**Work item**: Treat the line containing "18 × 18 × 18 |" as the last one, and return every line exactly from the first line of the material below up to it.

**Record set**:
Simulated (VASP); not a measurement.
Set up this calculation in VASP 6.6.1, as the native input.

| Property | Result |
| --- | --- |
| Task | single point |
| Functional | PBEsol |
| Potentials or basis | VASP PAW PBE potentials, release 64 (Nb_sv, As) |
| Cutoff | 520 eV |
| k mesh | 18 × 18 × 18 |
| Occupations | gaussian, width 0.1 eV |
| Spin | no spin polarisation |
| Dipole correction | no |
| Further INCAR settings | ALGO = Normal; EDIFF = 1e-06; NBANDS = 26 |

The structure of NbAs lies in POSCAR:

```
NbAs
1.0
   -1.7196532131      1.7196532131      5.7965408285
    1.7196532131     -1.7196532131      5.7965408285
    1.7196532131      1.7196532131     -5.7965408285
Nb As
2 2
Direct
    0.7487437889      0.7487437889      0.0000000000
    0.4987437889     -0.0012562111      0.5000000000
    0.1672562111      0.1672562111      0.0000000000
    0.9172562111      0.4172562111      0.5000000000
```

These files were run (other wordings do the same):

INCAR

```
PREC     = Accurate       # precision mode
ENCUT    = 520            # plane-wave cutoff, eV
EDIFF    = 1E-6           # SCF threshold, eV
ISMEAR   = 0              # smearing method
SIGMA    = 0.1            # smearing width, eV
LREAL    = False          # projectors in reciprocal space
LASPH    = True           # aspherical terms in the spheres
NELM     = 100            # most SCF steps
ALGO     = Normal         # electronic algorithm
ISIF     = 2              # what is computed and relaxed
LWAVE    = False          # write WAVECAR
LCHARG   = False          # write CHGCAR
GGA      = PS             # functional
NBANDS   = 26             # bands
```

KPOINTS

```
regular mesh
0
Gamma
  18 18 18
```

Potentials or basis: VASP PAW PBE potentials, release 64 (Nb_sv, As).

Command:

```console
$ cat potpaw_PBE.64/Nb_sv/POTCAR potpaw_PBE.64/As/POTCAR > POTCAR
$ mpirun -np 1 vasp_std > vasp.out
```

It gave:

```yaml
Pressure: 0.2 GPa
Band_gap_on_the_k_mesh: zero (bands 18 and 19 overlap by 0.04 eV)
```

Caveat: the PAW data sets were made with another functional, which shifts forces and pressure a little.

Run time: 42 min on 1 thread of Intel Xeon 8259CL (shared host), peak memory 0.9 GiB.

**Task result**:
Simulated (VASP); not a measurement.
Set up this calculation in VASP 6.6.1, as the native input.

| Property | Result |
| --- | --- |
| Task | single point |
| Functional | PBEsol |
| Potentials or basis | VASP PAW PBE potentials, release 64 (Nb_sv, As) |
| Cutoff | 520 eV |
| k mesh | 18 × 18 × 18 |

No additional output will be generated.